● **Stored data**:

____________________

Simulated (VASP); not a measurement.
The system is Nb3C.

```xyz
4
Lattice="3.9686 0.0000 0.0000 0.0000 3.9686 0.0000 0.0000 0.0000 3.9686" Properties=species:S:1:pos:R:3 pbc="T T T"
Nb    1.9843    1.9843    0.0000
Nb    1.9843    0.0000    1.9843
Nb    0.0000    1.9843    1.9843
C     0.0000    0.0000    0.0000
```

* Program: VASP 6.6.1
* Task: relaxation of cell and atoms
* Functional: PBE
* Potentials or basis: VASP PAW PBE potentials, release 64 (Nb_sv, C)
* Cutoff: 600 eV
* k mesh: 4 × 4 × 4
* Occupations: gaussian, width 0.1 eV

____________________

● **Assigned task**:
Once you have read the listing, retype it in full, word for word.

● **Task solution**:
Simulated (VASP); not a measurement.
The system is Nb3C.

```xyz
4
Lattice="3.9686 0.0000 0.0000 0.0000 3.9686 0.0000 0.0000 0.0000 3.9686" Properties=species:S:1:pos:R:3 pbc="T T T"
Nb    1.9843    1.9843    0.0000
Nb    1.9843    0.0000    1.9843
Nb    0.0000    1.9843    1.9843
C     0.0000    0.0000    0.0000
```

* Program: VASP 6.6.1
* Task: relaxation of cell and atoms
* Functional: PBE
* Potentials or basis: VASP PAW PBE potentials, release 64 (Nb_sv, C)
* Cutoff: 600 eV
* k mesh: 4 × 4 × 4
* Occupations: gaussian, width 0.1 eV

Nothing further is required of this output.